■ **Action item**
Word for word, reproduce the data that follows.

»»
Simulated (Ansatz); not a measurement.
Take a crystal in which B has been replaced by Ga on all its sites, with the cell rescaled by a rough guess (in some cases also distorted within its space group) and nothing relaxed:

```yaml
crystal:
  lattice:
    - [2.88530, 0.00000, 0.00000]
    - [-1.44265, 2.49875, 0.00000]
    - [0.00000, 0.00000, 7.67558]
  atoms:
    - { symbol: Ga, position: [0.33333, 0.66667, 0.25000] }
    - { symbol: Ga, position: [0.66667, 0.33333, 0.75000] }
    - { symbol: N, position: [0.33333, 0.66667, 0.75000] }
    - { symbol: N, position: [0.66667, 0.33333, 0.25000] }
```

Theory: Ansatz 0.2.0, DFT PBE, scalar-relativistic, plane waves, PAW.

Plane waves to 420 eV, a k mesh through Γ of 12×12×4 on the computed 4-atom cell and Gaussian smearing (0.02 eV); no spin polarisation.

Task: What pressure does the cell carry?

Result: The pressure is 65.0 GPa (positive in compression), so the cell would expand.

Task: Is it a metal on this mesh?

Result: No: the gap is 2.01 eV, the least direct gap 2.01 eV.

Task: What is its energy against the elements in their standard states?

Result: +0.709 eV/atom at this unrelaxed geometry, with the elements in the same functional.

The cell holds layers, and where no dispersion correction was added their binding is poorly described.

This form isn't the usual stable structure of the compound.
««

■ **Exercise output**
Simulated (Ansatz); not a measurement.
Take a crystal in which B has been replaced by Ga on all its sites, with the cell rescaled by a rough guess (in some cases also distorted within its space group) and nothing relaxed:

```yaml
crystal:
  lattice:
    - [2.88530, 0.00000, 0.00000]
    - [-1.44265, 2.49875, 0.00000]
    - [0.00000, 0.00000, 7.67558]
  atoms:
    - { symbol: Ga, position: [0.33333, 0.66667, 0.25000] }
    - { symbol: Ga, position: [0.66667, 0.33333, 0.75000] }
    - { symbol: N, position: [0.33333, 0.66667, 0.75000] }
    - { symbol: N, position: [0.66667, 0.33333, 0.25000] }
```

Theory: Ansatz 0.2.0, DFT PBE, scalar-relativistic, plane waves, PAW.

Plane waves to 420 eV, a k mesh through Γ of 12×12×4 on the computed 4-atom cell and Gaussian smearing (0.02 eV); no spin polarisation.

Task: What pressure does the cell carry?

Result: The pressure is 65.0 GPa (positive in compression), so the cell would expand.

Task: Is it a metal on this mesh?

Result: No: the gap is 2.01 eV, the least direct gap 2.01 eV.

Task: What is its energy against the elements in their standard states?

Result: +0.709 eV/atom at this unrelaxed geometry, with the elements in the same functional.

The cell holds layers, and where no dispersion correction was added their binding is poorly described.

This form isn't the usual stable structure of the compound.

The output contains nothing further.